Segment Start: PROVIDED DATA

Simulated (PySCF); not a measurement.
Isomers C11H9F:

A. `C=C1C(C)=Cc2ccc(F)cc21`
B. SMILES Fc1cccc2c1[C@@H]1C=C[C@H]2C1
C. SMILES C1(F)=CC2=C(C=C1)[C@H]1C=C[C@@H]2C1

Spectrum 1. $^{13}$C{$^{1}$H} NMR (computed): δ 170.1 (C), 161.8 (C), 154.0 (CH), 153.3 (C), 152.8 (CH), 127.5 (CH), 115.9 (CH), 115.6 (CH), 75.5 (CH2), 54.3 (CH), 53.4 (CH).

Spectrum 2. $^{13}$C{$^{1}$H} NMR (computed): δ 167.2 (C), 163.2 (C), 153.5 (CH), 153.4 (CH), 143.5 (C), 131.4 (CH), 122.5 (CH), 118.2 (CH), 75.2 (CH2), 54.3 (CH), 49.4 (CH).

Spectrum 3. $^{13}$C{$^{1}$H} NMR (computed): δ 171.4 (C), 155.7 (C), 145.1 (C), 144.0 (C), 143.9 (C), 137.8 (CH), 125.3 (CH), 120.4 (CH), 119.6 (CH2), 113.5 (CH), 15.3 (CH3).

Segment End: PROVIDED DATA

- _WORK ORDER_: Copy out the data above, word for word.

- _EXERCISE RESPONSE_:
Simulated (PySCF); not a measurement.
Isomers C11H9F:

A. `C=C1C(C)=Cc2ccc(F)cc21`
B. SMILES Fc1cccc2c1[C@@H]1C=C[C@H]2C1
C. SMILES C1(F)=CC2=C(C=C1)[C@H]1C=C[C@@H]2C1

Spectrum 1. $^{13}$C{$^{1}$H} NMR (computed): δ 170.1 (C), 161.8 (C), 154.0 (CH), 153.3 (C), 152.8 (CH), 127.5 (CH), 115.9 (CH), 115.6 (CH), 75.5 (CH2), 54.3 (CH), 53.4 (CH).

Spectrum 2. $^{13}$C{$^{1}$H} NMR (computed): δ 167.2 (C), 163.2 (C), 153.5 (CH), 153.4 (CH), 143.5 (C), 131.4 (CH), 122.5 (CH), 118.2 (CH), 75.2 (CH2), 54.3 (CH), 49.4 (CH).

Spectrum 3. $^{13}$C{$^{1}$H} NMR (computed): δ 171.4 (C), 155.7 (C), 145.1 (C), 144.0 (C), 143.9 (C), 137.8 (CH), 125.3 (CH), 120.4 (CH), 119.6 (CH2), 113.5 (CH), 15.3 (CH3).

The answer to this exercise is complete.